::: Entries provided
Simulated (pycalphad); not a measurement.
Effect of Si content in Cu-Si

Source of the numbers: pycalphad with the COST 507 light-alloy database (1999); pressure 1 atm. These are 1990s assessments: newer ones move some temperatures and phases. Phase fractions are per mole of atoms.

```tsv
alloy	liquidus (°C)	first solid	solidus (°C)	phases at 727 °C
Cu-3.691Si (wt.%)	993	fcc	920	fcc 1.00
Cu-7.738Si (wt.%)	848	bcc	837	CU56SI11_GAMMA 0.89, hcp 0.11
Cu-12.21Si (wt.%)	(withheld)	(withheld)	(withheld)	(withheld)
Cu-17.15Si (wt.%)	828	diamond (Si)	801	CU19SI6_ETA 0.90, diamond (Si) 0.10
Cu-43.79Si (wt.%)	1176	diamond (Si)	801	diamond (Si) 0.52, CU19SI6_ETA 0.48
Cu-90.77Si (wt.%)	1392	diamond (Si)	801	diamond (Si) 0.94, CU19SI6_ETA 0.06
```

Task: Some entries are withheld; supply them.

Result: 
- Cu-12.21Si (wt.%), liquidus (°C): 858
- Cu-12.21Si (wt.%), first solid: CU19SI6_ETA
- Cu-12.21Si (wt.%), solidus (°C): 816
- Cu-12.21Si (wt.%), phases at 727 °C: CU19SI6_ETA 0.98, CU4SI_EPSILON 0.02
::::::

Using the listing above, transcribe every entry exactly.

Simulated (pycalphad); not a measurement.
Effect of Si content in Cu-Si

Source of the numbers: pycalphad with the COST 507 light-alloy database (1999); pressure 1 atm. These are 1990s assessments: newer ones move some temperatures and phases. Phase fractions are per mole of atoms.

```tsv
alloy	liquidus (°C)	first solid	solidus (°C)	phases at 727 °C
Cu-3.691Si (wt.%)	993	fcc	920	fcc 1.00
Cu-7.738Si (wt.%)	848	bcc	837	CU56SI11_GAMMA 0.89, hcp 0.11
Cu-12.21Si (wt.%)	(withheld)	(withheld)	(withheld)	(withheld)
Cu-17.15Si (wt.%)	828	diamond (Si)	801	CU19SI6_ETA 0.90, diamond (Si) 0.10
Cu-43.79Si (wt.%)	1176	diamond (Si)	801	diamond (Si) 0.52, CU19SI6_ETA 0.48
Cu-90.77Si (wt.%)	1392	diamond (Si)	801	diamond (Si) 0.94, CU19SI6_ETA 0.06
```

Task: Some entries are withheld; supply them.

Result: 
- Cu-12.21Si (wt.%), liquidus (°C): 858
- Cu-12.21Si (wt.%), first solid: CU19SI6_ETA
- Cu-12.21Si (wt.%), solidus (°C): 816
- Cu-12.21Si (wt.%), phases at 727 °C: CU19SI6_ETA 0.98, CU4SI_EPSILON 0.02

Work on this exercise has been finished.